» **DATA EXCERPTS**:
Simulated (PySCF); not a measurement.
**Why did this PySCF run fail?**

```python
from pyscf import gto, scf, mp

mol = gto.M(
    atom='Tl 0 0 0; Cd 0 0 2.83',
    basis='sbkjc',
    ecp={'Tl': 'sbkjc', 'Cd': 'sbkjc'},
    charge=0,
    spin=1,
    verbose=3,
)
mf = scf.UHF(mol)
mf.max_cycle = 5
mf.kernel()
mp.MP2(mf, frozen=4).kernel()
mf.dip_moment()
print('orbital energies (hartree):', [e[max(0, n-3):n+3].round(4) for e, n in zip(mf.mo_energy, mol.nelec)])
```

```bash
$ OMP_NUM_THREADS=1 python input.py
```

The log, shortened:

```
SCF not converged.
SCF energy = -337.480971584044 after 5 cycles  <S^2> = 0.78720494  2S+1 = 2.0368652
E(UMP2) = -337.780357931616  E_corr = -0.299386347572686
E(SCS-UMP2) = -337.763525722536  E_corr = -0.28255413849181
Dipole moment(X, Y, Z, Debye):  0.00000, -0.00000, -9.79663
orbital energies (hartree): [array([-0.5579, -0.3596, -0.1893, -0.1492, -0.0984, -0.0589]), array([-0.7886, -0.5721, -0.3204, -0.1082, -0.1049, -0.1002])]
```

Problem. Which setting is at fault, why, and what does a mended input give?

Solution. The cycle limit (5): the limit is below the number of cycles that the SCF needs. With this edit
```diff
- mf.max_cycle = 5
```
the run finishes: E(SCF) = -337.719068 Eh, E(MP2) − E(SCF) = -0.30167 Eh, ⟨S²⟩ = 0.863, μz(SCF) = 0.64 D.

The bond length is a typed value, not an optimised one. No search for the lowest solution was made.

» **WORK REQUEST**: Print all the entries exactly as written.

» **TASK OUTPUT**:
Simulated (PySCF); not a measurement.
**Why did this PySCF run fail?**

```python
from pyscf import gto, scf, mp

mol = gto.M(
    atom='Tl 0 0 0; Cd 0 0 2.83',
    basis='sbkjc',
    ecp={'Tl': 'sbkjc', 'Cd': 'sbkjc'},
    charge=0,
    spin=1,
    verbose=3,
)
mf = scf.UHF(mol)
mf.max_cycle = 5
mf.kernel()
mp.MP2(mf, frozen=4).kernel()
mf.dip_moment()
print('orbital energies (hartree):', [e[max(0, n-3):n+3].round(4) for e, n in zip(mf.mo_energy, mol.nelec)])
```

```bash
$ OMP_NUM_THREADS=1 python input.py
```

The log, shortened:

```
SCF not converged.
SCF energy = -337.480971584044 after 5 cycles  <S^2> = 0.78720494  2S+1 = 2.0368652
E(UMP2) = -337.780357931616  E_corr = -0.299386347572686
E(SCS-UMP2) = -337.763525722536  E_corr = -0.28255413849181
Dipole moment(X, Y, Z, Debye):  0.00000, -0.00000, -9.79663
orbital energies (hartree): [array([-0.5579, -0.3596, -0.1893, -0.1492, -0.0984, -0.0589]), array([-0.7886, -0.5721, -0.3204, -0.1082, -0.1049, -0.1002])]
```

Problem. Which setting is at fault, why, and what does a mended input give?

Solution. The cycle limit (5): the limit is below the number of cycles that the SCF needs. With this edit
```diff
- mf.max_cycle = 5
```
the run finishes: E(SCF) = -337.719068 Eh, E(MP2) − E(SCF) = -0.30167 Eh, ⟨S²⟩ = 0.863, μz(SCF) = 0.64 D.

The bond length is a typed value, not an optimised one. No search for the lowest solution was made.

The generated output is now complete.